> Assignment:
Copy every line below exactly.

> Record set:
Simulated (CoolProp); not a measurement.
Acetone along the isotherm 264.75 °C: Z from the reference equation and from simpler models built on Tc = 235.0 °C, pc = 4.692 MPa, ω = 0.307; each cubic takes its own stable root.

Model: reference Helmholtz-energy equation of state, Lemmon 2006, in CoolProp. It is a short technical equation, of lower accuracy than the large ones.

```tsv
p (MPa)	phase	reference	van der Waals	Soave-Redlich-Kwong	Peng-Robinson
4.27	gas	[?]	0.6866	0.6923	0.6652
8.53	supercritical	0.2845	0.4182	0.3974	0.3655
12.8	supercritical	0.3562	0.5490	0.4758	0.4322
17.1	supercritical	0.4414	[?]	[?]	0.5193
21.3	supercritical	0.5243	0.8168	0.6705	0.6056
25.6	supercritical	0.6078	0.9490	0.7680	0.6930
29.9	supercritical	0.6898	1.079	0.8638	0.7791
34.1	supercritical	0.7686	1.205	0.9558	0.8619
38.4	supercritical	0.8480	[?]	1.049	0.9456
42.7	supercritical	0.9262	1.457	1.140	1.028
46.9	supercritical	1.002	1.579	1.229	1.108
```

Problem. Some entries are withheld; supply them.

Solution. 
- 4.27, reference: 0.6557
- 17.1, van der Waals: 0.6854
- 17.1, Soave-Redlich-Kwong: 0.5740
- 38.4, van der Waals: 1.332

> Problem solution:
Simulated (CoolProp); not a measurement.
Acetone along the isotherm 264.75 °C: Z from the reference equation and from simpler models built on Tc = 235.0 °C, pc = 4.692 MPa, ω = 0.307; each cubic takes its own stable root.

Model: reference Helmholtz-energy equation of state, Lemmon 2006, in CoolProp. It is a short technical equation, of lower accuracy than the large ones.

```tsv
p (MPa)	phase	reference	van der Waals	Soave-Redlich-Kwong	Peng-Robinson
4.27	gas	[?]	0.6866	0.6923	0.6652
8.53	supercritical	0.2845	0.4182	0.3974	0.3655
12.8	supercritical	0.3562	0.5490	0.4758	0.4322
17.1	supercritical	0.4414	[?]	[?]	0.5193
21.3	supercritical	0.5243	0.8168	0.6705	0.6056
25.6	supercritical	0.6078	0.9490	0.7680	0.6930
29.9	supercritical	0.6898	1.079	0.8638	0.7791
34.1	supercritical	0.7686	1.205	0.9558	0.8619
38.4	supercritical	0.8480	[?]	1.049	0.9456
42.7	supercritical	0.9262	1.457	1.140	1.028
46.9	supercritical	1.002	1.579	1.229	1.108
```

Problem. Some entries are withheld; supply them.

Solution. 
- 4.27, reference: 0.6557
- 17.1, van der Waals: 0.6854
- 17.1, Soave-Redlich-Kwong: 0.5740
- 38.4, van der Waals: 1.332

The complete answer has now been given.